| DATASET CONTENT |
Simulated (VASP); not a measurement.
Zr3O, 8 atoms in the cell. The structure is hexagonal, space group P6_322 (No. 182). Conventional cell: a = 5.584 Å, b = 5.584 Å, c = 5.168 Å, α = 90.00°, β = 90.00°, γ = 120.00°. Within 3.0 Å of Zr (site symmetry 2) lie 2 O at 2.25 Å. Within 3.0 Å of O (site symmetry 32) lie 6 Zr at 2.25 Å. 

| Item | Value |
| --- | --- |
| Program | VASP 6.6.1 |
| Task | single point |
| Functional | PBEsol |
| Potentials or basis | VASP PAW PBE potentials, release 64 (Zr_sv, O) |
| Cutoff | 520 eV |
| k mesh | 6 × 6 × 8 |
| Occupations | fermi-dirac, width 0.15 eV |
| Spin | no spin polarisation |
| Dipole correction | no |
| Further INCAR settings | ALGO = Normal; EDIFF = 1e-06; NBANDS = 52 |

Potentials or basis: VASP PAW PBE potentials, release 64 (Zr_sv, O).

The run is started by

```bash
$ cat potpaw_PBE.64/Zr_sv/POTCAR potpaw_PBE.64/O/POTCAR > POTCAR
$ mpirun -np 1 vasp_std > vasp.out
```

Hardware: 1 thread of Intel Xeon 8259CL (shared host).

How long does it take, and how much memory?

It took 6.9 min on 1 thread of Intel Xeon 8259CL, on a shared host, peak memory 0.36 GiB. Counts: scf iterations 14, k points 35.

| WORK TASK |
All lines from the start of the entries through the line where "correction | no |" sits should be duplicated exactly, with nothing else in the output.

| YOUR RESPONSE |
Simulated (VASP); not a measurement.
Zr3O, 8 atoms in the cell. The structure is hexagonal, space group P6_322 (No. 182). Conventional cell: a = 5.584 Å, b = 5.584 Å, c = 5.168 Å, α = 90.00°, β = 90.00°, γ = 120.00°. Within 3.0 Å of Zr (site symmetry 2) lie 2 O at 2.25 Å. Within 3.0 Å of O (site symmetry 32) lie 6 Zr at 2.25 Å. 

| Item | Value |
| --- | --- |
| Program | VASP 6.6.1 |
| Task | single point |
| Functional | PBEsol |
| Potentials or basis | VASP PAW PBE potentials, release 64 (Zr_sv, O) |
| Cutoff | 520 eV |
| k mesh | 6 × 6 × 8 |
| Occupations | fermi-dirac, width 0.15 eV |
| Spin | no spin polarisation |
| Dipole correction | no |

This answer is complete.